################
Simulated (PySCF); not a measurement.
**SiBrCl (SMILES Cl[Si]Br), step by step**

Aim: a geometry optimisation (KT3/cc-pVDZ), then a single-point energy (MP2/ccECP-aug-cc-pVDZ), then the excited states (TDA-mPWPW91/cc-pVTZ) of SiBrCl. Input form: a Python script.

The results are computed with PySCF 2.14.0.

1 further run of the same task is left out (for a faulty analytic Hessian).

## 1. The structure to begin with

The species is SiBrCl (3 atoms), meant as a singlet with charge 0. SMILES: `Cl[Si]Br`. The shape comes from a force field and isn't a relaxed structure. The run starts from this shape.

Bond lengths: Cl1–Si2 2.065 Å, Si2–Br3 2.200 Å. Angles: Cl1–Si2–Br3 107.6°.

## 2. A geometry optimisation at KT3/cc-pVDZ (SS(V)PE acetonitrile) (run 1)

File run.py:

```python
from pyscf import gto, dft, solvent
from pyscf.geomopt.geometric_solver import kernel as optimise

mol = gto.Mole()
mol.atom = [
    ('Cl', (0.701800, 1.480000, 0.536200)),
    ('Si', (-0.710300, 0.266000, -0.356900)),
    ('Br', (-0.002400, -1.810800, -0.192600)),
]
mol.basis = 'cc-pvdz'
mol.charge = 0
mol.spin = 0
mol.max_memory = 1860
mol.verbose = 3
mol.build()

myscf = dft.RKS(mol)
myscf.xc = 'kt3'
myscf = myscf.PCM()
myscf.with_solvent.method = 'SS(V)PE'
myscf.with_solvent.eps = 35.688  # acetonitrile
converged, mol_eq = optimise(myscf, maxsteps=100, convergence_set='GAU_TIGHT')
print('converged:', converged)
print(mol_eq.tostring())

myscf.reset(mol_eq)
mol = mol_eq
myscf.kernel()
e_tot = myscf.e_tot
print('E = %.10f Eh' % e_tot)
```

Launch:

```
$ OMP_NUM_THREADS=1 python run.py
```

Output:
################

Give again, unchanged, the lines running from the top of the material above through the line that has "Aim: a geometry", and nothing more.

Simulated (PySCF); not a measurement.
**SiBrCl (SMILES Cl[Si]Br), step by step**

Aim: a geometry optimisation (KT3/cc-pVDZ), then a single-point energy (MP2/ccECP-aug-cc-pVDZ), then the excited states (TDA-mPWPW91/cc-pVTZ) of SiBrCl. Input form: a Python script.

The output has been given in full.